Beginning with the opening line, restate the following material exactly, up through the line that contains "G0W0 replaces the".

:: INFORMATION PROVIDED

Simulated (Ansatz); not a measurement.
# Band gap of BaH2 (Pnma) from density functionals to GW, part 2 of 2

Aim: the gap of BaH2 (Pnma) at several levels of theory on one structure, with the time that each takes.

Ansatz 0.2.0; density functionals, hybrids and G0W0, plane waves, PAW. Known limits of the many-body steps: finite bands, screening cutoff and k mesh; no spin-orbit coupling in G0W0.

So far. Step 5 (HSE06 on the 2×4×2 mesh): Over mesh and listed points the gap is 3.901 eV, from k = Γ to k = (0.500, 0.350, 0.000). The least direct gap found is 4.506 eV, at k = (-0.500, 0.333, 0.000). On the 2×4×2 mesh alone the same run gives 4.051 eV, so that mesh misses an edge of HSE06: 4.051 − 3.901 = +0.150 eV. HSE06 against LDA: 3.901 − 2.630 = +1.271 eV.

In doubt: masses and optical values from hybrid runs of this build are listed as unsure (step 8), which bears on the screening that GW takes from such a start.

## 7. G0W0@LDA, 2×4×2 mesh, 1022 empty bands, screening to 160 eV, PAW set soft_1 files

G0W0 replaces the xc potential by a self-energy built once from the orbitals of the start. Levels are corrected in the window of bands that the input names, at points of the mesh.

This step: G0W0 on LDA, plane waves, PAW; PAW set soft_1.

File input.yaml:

::::

TASK RESULT:
Simulated (Ansatz); not a measurement.
# Band gap of BaH2 (Pnma) from density functionals to GW, part 2 of 2

Aim: the gap of BaH2 (Pnma) at several levels of theory on one structure, with the time that each takes.

Ansatz 0.2.0; density functionals, hybrids and G0W0, plane waves, PAW. Known limits of the many-body steps: finite bands, screening cutoff and k mesh; no spin-orbit coupling in G0W0.

So far. Step 5 (HSE06 on the 2×4×2 mesh): Over mesh and listed points the gap is 3.901 eV, from k = Γ to k = (0.500, 0.350, 0.000). The least direct gap found is 4.506 eV, at k = (-0.500, 0.333, 0.000). On the 2×4×2 mesh alone the same run gives 4.051 eV, so that mesh misses an edge of HSE06: 4.051 − 3.901 = +0.150 eV. HSE06 against LDA: 3.901 − 2.630 = +1.271 eV.

In doubt: masses and optical values from hybrid runs of this build are listed as unsure (step 8), which bears on the screening that GW takes from such a start.

## 7. G0W0@LDA, 2×4×2 mesh, 1022 empty bands, screening to 160 eV, PAW set soft_1 files

G0W0 replaces the xc potential by a self-energy built once from the orbitals of the start. Levels are corrected in the window of bands that the input names, at points of the mesh.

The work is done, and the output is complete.